• **Work order**:
Below are records to be output exactly, every one of them.

=====

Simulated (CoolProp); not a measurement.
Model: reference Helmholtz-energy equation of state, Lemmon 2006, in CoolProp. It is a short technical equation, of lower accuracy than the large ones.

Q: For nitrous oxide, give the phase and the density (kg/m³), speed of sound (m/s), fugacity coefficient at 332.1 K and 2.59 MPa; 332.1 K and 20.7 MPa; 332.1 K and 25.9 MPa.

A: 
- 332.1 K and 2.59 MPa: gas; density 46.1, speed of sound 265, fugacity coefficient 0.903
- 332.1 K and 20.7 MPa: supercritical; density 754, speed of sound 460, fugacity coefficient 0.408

=====

• **Result**:
Simulated (CoolProp); not a measurement.
Model: reference Helmholtz-energy equation of state, Lemmon 2006, in CoolProp. It is a short technical equation, of lower accuracy than the large ones.

Q: For nitrous oxide, give the phase and the density (kg/m³), speed of sound (m/s), fugacity coefficient at 332.1 K and 2.59 MPa; 332.1 K and 20.7 MPa; 332.1 K and 25.9 MPa.

A: 
- 332.1 K and 2.59 MPa: gas; density 46.1, speed of sound 265, fugacity coefficient 0.903
- 332.1 K and 20.7 MPa: supercritical; density 754, speed of sound 460, fugacity coefficient 0.408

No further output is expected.